_Data to examine_:
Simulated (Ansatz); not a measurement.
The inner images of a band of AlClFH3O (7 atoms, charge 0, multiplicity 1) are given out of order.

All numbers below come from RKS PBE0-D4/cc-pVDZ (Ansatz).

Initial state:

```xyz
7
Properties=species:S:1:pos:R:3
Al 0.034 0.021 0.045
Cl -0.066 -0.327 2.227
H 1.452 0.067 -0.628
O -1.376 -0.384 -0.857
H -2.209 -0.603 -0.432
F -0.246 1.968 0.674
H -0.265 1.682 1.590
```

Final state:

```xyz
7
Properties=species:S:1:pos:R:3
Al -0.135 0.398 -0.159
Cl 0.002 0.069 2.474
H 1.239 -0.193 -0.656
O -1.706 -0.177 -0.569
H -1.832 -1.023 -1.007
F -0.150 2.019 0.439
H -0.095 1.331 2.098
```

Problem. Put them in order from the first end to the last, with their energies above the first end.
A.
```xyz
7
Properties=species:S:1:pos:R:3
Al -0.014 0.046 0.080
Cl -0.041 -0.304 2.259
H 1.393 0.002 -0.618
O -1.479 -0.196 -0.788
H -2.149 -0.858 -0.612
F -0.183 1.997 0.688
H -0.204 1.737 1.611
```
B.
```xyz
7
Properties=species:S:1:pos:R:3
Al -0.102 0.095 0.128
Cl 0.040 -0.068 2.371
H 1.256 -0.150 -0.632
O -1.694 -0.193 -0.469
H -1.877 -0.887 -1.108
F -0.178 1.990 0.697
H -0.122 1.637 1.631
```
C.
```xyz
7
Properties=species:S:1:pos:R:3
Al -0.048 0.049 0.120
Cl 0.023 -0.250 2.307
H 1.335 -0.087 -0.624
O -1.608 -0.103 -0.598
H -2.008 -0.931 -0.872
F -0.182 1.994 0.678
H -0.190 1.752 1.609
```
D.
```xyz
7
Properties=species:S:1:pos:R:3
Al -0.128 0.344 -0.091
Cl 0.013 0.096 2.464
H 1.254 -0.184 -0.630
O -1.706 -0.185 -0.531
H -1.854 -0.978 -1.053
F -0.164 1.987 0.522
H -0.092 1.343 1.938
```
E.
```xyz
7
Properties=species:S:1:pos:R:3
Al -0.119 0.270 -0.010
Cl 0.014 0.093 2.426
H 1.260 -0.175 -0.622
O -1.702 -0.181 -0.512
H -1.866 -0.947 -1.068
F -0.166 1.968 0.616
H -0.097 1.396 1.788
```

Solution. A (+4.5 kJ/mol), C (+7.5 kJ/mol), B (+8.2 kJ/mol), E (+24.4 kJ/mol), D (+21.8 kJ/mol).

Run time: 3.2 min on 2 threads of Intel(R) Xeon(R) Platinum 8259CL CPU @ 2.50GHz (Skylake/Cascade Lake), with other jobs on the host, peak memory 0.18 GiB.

_Action item_:
Of the entries above, repeat exactly the lines between the line with "Problem. Put them" and the line with "Solution. A (+4.5", inclusive, and no others.

_Problem solution_:
Problem. Put them in order from the first end to the last, with their energies above the first end.
A.
```xyz
7
Properties=species:S:1:pos:R:3
Al -0.014 0.046 0.080
Cl -0.041 -0.304 2.259
H 1.393 0.002 -0.618
O -1.479 -0.196 -0.788
H -2.149 -0.858 -0.612
F -0.183 1.997 0.688
H -0.204 1.737 1.611
```
B.
```xyz
7
Properties=species:S:1:pos:R:3
Al -0.102 0.095 0.128
Cl 0.040 -0.068 2.371
H 1.256 -0.150 -0.632
O -1.694 -0.193 -0.469
H -1.877 -0.887 -1.108
F -0.178 1.990 0.697
H -0.122 1.637 1.631
```
C.
```xyz
7
Properties=species:S:1:pos:R:3
Al -0.048 0.049 0.120
Cl 0.023 -0.250 2.307
H 1.335 -0.087 -0.624
O -1.608 -0.103 -0.598
H -2.008 -0.931 -0.872
F -0.182 1.994 0.678
H -0.190 1.752 1.609
```
D.
```xyz
7
Properties=species:S:1:pos:R:3
Al -0.128 0.344 -0.091
Cl 0.013 0.096 2.464
H 1.254 -0.184 -0.630
O -1.706 -0.185 -0.531
H -1.854 -0.978 -1.053
F -0.164 1.987 0.522
H -0.092 1.343 1.938
```
E.
```xyz
7
Properties=species:S:1:pos:R:3
Al -0.119 0.270 -0.010
Cl 0.014 0.093 2.426
H 1.260 -0.175 -0.622
O -1.702 -0.181 -0.512
H -1.866 -0.947 -1.068
F -0.166 1.968 0.616
H -0.097 1.396 1.788
```

Solution. A (+4.5 kJ/mol), C (+7.5 kJ/mol), B (+8.2 kJ/mol), E (+24.4 kJ/mol), D (+21.8 kJ/mol).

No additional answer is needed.